RECORDS SUPPLIED:
• • • • • • •

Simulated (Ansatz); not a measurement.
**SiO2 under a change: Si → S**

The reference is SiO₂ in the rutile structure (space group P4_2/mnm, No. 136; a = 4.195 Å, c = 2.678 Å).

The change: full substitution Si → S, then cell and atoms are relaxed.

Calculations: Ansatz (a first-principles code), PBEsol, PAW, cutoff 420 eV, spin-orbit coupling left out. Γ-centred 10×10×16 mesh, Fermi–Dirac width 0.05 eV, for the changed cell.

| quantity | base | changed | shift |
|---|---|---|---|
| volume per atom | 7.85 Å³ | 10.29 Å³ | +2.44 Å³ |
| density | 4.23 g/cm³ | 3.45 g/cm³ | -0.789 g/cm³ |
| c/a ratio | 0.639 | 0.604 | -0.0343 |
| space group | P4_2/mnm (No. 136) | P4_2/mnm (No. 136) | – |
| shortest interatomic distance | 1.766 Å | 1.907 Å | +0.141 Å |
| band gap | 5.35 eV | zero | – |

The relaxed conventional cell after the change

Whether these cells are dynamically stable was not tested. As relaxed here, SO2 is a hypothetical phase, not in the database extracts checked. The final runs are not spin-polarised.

• • • • • • •

Nothing but the lines from the first line of the data through the line with "0.604 | -0.0343 |" should be returned, exactly as they appear, both ends included.

Simulated (Ansatz); not a measurement.
**SiO2 under a change: Si → S**

The reference is SiO₂ in the rutile structure (space group P4_2/mnm, No. 136; a = 4.195 Å, c = 2.678 Å).

The change: full substitution Si → S, then cell and atoms are relaxed.

Calculations: Ansatz (a first-principles code), PBEsol, PAW, cutoff 420 eV, spin-orbit coupling left out. Γ-centred 10×10×16 mesh, Fermi–Dirac width 0.05 eV, for the changed cell.

| quantity | base | changed | shift |
|---|---|---|---|
| volume per atom | 7.85 Å³ | 10.29 Å³ | +2.44 Å³ |
| density | 4.23 g/cm³ | 3.45 g/cm³ | -0.789 g/cm³ |
| c/a ratio | 0.639 | 0.604 | -0.0343 |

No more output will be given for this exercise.